# REQUIRED ACTION:
What follows is a set of records; copy all of it exactly.

# SUPPLIED MATERIAL:
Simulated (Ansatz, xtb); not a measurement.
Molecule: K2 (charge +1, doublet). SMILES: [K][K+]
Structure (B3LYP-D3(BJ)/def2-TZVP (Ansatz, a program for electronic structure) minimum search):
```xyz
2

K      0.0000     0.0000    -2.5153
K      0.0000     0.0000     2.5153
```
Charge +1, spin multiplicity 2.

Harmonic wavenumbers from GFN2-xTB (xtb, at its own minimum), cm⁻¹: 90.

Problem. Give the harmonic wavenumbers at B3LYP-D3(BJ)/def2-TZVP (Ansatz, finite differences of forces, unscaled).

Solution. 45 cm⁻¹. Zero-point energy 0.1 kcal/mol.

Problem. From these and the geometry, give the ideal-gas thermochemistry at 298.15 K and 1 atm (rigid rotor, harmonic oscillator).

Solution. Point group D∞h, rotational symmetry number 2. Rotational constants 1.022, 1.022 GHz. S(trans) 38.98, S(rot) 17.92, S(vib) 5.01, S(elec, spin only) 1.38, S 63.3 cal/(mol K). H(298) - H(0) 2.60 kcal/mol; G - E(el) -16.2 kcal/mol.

# TASK ANSWER:
Simulated (Ansatz, xtb); not a measurement.
Molecule: K2 (charge +1, doublet). SMILES: [K][K+]
Structure (B3LYP-D3(BJ)/def2-TZVP (Ansatz, a program for electronic structure) minimum search):
```xyz
2

K      0.0000     0.0000    -2.5153
K      0.0000     0.0000     2.5153
```
Charge +1, spin multiplicity 2.

Harmonic wavenumbers from GFN2-xTB (xtb, at its own minimum), cm⁻¹: 90.

Problem. Give the harmonic wavenumbers at B3LYP-D3(BJ)/def2-TZVP (Ansatz, finite differences of forces, unscaled).

Solution. 45 cm⁻¹. Zero-point energy 0.1 kcal/mol.

Problem. From these and the geometry, give the ideal-gas thermochemistry at 298.15 K and 1 atm (rigid rotor, harmonic oscillator).

Solution. Point group D∞h, rotational symmetry number 2. Rotational constants 1.022, 1.022 GHz. S(trans) 38.98, S(rot) 17.92, S(vib) 5.01, S(elec, spin only) 1.38, S 63.3 cal/(mol K). H(298) - H(0) 2.60 kcal/mol; G - E(el) -16.2 kcal/mol.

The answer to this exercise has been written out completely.